→ **Required action**:
Return each line exactly as written. Begin with the first line of the entries and end with the line that has "σ is the change".

** Supplied records follows **

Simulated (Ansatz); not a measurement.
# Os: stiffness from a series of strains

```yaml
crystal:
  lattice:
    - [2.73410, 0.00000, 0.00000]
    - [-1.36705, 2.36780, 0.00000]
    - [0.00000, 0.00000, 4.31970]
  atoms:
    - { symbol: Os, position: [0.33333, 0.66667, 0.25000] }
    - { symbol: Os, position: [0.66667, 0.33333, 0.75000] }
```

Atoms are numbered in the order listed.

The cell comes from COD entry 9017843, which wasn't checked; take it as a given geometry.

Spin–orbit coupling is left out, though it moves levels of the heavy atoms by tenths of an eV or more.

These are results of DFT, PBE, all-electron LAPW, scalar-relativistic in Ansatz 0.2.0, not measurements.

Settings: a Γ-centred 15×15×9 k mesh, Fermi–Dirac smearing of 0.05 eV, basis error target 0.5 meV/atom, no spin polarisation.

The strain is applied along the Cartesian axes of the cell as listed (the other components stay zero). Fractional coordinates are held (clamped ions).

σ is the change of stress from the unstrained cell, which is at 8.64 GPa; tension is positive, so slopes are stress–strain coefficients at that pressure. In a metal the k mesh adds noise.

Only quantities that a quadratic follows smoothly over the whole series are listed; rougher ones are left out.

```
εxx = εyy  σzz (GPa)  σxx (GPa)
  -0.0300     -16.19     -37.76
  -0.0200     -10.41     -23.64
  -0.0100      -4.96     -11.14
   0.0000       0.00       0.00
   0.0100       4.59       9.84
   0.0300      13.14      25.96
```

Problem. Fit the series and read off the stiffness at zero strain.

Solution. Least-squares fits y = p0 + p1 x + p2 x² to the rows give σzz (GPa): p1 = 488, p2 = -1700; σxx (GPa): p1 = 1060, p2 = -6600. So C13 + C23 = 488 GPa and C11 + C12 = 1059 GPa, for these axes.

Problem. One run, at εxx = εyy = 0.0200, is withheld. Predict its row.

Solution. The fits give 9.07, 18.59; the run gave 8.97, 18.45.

** End of Supplied records **

→ **Answer space**:
Simulated (Ansatz); not a measurement.
# Os: stiffness from a series of strains

```yaml
crystal:
  lattice:
    - [2.73410, 0.00000, 0.00000]
    - [-1.36705, 2.36780, 0.00000]
    - [0.00000, 0.00000, 4.31970]
  atoms:
    - { symbol: Os, position: [0.33333, 0.66667, 0.25000] }
    - { symbol: Os, position: [0.66667, 0.33333, 0.75000] }
```

Atoms are numbered in the order listed.

The cell comes from COD entry 9017843, which wasn't checked; take it as a given geometry.

Spin–orbit coupling is left out, though it moves levels of the heavy atoms by tenths of an eV or more.

These are results of DFT, PBE, all-electron LAPW, scalar-relativistic in Ansatz 0.2.0, not measurements.

Settings: a Γ-centred 15×15×9 k mesh, Fermi–Dirac smearing of 0.05 eV, basis error target 0.5 meV/atom, no spin polarisation.

The strain is applied along the Cartesian axes of the cell as listed (the other components stay zero). Fractional coordinates are held (clamped ions).

σ is the change of stress from the unstrained cell, which is at 8.64 GPa; tension is positive, so slopes are stress–strain coefficients at that pressure. In a metal the k mesh adds noise.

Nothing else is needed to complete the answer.